TASK ITEM:
Could you repeat every record exactly as it appears?

DATA TO EXAMINE:
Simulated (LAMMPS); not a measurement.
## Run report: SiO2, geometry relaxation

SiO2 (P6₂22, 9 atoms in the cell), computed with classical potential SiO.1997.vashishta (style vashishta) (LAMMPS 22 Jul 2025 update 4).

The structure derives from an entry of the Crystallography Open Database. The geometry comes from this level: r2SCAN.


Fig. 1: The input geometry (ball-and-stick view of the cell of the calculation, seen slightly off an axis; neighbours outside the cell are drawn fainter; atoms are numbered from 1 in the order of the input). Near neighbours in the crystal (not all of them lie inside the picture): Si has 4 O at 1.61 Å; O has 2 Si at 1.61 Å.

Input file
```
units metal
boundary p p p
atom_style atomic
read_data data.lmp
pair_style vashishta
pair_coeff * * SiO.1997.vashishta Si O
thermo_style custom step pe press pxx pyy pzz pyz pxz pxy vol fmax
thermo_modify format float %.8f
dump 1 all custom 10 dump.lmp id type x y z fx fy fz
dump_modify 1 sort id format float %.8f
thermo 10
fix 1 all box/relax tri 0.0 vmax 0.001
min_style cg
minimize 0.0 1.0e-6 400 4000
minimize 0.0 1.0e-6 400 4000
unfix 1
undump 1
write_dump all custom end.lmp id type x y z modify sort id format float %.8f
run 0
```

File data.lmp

EXERCISE RESULT:
Simulated (LAMMPS); not a measurement.
## Run report: SiO2, geometry relaxation

SiO2 (P6₂22, 9 atoms in the cell), computed with classical potential SiO.1997.vashishta (style vashishta) (LAMMPS 22 Jul 2025 update 4).

The structure derives from an entry of the Crystallography Open Database. The geometry comes from this level: r2SCAN.


Fig. 1: The input geometry (ball-and-stick view of the cell of the calculation, seen slightly off an axis; neighbours outside the cell are drawn fainter; atoms are numbered from 1 in the order of the input). Near neighbours in the crystal (not all of them lie inside the picture): Si has 4 O at 1.61 Å; O has 2 Si at 1.61 Å.

Input file
```
units metal
boundary p p p
atom_style atomic
read_data data.lmp
pair_style vashishta
pair_coeff * * SiO.1997.vashishta Si O
thermo_style custom step pe press pxx pyy pzz pyz pxz pxy vol fmax
thermo_modify format float %.8f
dump 1 all custom 10 dump.lmp id type x y z fx fy fz
dump_modify 1 sort id format float %.8f
thermo 10
fix 1 all box/relax tri 0.0 vmax 0.001
min_style cg
minimize 0.0 1.0e-6 400 4000
minimize 0.0 1.0e-6 400 4000
unfix 1
undump 1
write_dump all custom end.lmp id type x y z modify sort id format float %.8f
run 0
```

File data.lmp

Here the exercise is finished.